> _SOURCE MATERIAL_
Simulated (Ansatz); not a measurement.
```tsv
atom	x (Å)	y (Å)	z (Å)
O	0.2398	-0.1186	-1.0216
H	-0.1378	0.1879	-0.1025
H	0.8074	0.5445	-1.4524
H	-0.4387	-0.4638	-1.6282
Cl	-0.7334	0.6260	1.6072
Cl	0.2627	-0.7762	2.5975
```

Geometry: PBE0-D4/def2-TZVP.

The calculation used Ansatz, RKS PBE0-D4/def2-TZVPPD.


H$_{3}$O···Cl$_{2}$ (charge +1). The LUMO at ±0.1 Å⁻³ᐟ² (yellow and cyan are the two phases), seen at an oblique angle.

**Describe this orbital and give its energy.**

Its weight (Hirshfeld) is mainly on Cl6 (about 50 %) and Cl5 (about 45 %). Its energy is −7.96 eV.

> _WORK TASK_
Give again each line of the listing above, keeping every word the same.

> _TASK OUTPUT_
Simulated (Ansatz); not a measurement.
```tsv
atom	x (Å)	y (Å)	z (Å)
O	0.2398	-0.1186	-1.0216
H	-0.1378	0.1879	-0.1025
H	0.8074	0.5445	-1.4524
H	-0.4387	-0.4638	-1.6282
Cl	-0.7334	0.6260	1.6072
Cl	0.2627	-0.7762	2.5975
```

Geometry: PBE0-D4/def2-TZVP.

The calculation used Ansatz, RKS PBE0-D4/def2-TZVPPD.


H$_{3}$O···Cl$_{2}$ (charge +1). The LUMO at ±0.1 Å⁻³ᐟ² (yellow and cyan are the two phases), seen at an oblique angle.

**Describe this orbital and give its energy.**

Its weight (Hirshfeld) is mainly on Cl6 (about 50 %) and Cl5 (about 45 %). Its energy is −7.96 eV.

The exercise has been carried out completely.